EXCERPTED RECORDS:
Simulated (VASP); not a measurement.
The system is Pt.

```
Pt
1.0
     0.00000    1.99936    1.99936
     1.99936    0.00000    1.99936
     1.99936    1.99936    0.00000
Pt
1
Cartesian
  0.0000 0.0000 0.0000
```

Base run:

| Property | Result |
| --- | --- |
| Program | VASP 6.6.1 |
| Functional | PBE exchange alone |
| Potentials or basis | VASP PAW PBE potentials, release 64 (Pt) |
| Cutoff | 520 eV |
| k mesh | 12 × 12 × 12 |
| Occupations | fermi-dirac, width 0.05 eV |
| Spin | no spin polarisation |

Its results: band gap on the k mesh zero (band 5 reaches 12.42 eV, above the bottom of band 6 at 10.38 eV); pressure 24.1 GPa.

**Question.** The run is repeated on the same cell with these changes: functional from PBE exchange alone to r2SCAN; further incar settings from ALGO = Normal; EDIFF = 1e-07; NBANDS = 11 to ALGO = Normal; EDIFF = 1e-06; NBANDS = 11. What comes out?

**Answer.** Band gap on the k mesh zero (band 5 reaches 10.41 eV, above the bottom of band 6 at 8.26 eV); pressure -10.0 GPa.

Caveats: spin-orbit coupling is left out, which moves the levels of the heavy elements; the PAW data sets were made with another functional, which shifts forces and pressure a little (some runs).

WORK ORDER: Produce the lines from the top of the listing through the "Cutoff | 520 eV |" line exactly as they appear, with no additional output.

EXERCISE OUTPUT:
Simulated (VASP); not a measurement.
The system is Pt.

```
Pt
1.0
     0.00000    1.99936    1.99936
     1.99936    0.00000    1.99936
     1.99936    1.99936    0.00000
Pt
1
Cartesian
  0.0000 0.0000 0.0000
```

Base run:

| Property | Result |
| --- | --- |
| Program | VASP 6.6.1 |
| Functional | PBE exchange alone |
| Potentials or basis | VASP PAW PBE potentials, release 64 (Pt) |
| Cutoff | 520 eV |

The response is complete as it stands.